» ACTION ITEM: Print every line of the listing below, starting with the line that holds "Predict the band gap on the k mesh." and going on through the line that holds "2.76 eV, indirect (least direct gap 2.83 eV).", both included, and print nothing else.

....
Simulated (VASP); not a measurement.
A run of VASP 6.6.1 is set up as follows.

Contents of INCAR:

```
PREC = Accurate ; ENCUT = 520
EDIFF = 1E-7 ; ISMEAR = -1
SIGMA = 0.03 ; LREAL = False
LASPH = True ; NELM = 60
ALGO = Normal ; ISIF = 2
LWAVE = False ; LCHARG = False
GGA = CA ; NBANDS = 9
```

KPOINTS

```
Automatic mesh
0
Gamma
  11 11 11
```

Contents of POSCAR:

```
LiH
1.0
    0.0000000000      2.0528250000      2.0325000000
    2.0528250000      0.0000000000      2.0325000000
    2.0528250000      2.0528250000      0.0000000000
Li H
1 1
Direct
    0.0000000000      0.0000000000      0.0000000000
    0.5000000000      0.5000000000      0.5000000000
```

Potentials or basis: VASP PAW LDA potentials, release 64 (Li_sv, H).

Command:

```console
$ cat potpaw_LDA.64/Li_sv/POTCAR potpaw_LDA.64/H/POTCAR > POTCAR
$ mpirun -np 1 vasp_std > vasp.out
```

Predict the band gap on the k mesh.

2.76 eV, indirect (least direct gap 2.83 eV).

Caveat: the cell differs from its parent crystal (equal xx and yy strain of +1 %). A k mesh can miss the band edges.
....

» ANSWER SECTION:
Predict the band gap on the k mesh.

2.76 eV, indirect (least direct gap 2.83 eV).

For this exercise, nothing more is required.